Extracted records>
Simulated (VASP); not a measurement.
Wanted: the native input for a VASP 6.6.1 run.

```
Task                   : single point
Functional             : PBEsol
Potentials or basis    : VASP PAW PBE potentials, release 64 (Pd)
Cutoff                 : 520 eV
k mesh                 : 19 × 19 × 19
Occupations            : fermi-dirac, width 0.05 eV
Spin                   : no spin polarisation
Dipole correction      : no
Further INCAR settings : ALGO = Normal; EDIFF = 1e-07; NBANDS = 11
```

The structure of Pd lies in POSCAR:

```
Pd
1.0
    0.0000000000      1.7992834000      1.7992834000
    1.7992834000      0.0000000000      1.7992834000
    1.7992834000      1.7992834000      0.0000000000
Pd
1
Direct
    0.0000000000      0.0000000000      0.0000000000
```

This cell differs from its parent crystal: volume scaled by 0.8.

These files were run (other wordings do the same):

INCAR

Work item> Your answer must be the full set of records above, reproduced exactly.

Exercise answer>
Simulated (VASP); not a measurement.
Wanted: the native input for a VASP 6.6.1 run.

```
Task                   : single point
Functional             : PBEsol
Potentials or basis    : VASP PAW PBE potentials, release 64 (Pd)
Cutoff                 : 520 eV
k mesh                 : 19 × 19 × 19
Occupations            : fermi-dirac, width 0.05 eV
Spin                   : no spin polarisation
Dipole correction      : no
Further INCAR settings : ALGO = Normal; EDIFF = 1e-07; NBANDS = 11
```

The structure of Pd lies in POSCAR:

```
Pd
1.0
    0.0000000000      1.7992834000      1.7992834000
    1.7992834000      0.0000000000      1.7992834000
    1.7992834000      1.7992834000      0.0000000000
Pd
1
Direct
    0.0000000000      0.0000000000      0.0000000000
```

This cell differs from its parent crystal: volume scaled by 0.8.

These files were run (other wordings do the same):

INCAR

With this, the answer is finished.